- EXTRACTED MATERIAL
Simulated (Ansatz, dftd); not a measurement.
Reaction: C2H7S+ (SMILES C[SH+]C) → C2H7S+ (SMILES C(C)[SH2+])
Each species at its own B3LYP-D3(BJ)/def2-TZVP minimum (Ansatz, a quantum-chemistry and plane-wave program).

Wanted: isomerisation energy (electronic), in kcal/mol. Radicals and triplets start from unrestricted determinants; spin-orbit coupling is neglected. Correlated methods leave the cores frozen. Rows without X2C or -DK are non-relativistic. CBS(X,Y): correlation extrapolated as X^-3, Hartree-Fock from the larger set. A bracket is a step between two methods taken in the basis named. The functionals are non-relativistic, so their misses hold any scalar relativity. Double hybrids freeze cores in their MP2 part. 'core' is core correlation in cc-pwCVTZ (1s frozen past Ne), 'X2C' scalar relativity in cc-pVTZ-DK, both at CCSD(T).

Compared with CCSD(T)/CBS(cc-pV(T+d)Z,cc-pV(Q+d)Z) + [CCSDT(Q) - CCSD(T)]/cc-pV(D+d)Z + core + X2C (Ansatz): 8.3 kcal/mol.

- WORK REQUEST
Could you transcribe all of the data exactly as it is given?

- ANSWER SECTION
Simulated (Ansatz, dftd); not a measurement.
Reaction: C2H7S+ (SMILES C[SH+]C) → C2H7S+ (SMILES C(C)[SH2+])
Each species at its own B3LYP-D3(BJ)/def2-TZVP minimum (Ansatz, a quantum-chemistry and plane-wave program).

Wanted: isomerisation energy (electronic), in kcal/mol. Radicals and triplets start from unrestricted determinants; spin-orbit coupling is neglected. Correlated methods leave the cores frozen. Rows without X2C or -DK are non-relativistic. CBS(X,Y): correlation extrapolated as X^-3, Hartree-Fock from the larger set. A bracket is a step between two methods taken in the basis named. The functionals are non-relativistic, so their misses hold any scalar relativity. Double hybrids freeze cores in their MP2 part. 'core' is core correlation in cc-pwCVTZ (1s frozen past Ne), 'X2C' scalar relativity in cc-pVTZ-DK, both at CCSD(T).

Compared with CCSD(T)/CBS(cc-pV(T+d)Z,cc-pV(Q+d)Z) + [CCSDT(Q) - CCSD(T)]/cc-pV(D+d)Z + core + X2C (Ansatz): 8.3 kcal/mol.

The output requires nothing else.